__ACTION ITEM__: A verbatim copy of the listing is the expected output.

━━ INFORMATION

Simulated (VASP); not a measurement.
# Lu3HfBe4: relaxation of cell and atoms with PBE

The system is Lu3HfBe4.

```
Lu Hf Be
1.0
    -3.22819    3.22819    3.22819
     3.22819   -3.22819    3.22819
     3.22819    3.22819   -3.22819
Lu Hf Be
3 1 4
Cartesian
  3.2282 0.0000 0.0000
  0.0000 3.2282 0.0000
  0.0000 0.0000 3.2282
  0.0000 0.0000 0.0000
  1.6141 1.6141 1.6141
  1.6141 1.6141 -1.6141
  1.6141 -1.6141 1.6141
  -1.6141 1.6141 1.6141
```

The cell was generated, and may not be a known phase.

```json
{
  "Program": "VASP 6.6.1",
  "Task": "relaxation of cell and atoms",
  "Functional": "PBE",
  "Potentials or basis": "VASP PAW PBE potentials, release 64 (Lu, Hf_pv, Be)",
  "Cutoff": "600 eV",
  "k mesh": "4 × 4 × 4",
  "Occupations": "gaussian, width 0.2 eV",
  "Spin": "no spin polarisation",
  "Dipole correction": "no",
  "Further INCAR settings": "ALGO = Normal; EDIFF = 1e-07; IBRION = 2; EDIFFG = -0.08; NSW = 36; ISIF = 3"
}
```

━━━━

__YOUR SOLUTION__:
Simulated (VASP); not a measurement.
# Lu3HfBe4: relaxation of cell and atoms with PBE

The system is Lu3HfBe4.

```
Lu Hf Be
1.0
    -3.22819    3.22819    3.22819
     3.22819   -3.22819    3.22819
     3.22819    3.22819   -3.22819
Lu Hf Be
3 1 4
Cartesian
  3.2282 0.0000 0.0000
  0.0000 3.2282 0.0000
  0.0000 0.0000 3.2282
  0.0000 0.0000 0.0000
  1.6141 1.6141 1.6141
  1.6141 1.6141 -1.6141
  1.6141 -1.6141 1.6141
  -1.6141 1.6141 1.6141
```

The cell was generated, and may not be a known phase.

```json
{
  "Program": "VASP 6.6.1",
  "Task": "relaxation of cell and atoms",
  "Functional": "PBE",
  "Potentials or basis": "VASP PAW PBE potentials, release 64 (Lu, Hf_pv, Be)",
  "Cutoff": "600 eV",
  "k mesh": "4 × 4 × 4",
  "Occupations": "gaussian, width 0.2 eV",
  "Spin": "no spin polarisation",
  "Dipole correction": "no",
  "Further INCAR settings": "ALGO = Normal; EDIFF = 1e-07; IBRION = 2; EDIFFG = -0.08; NSW = 36; ISIF = 3"
}
```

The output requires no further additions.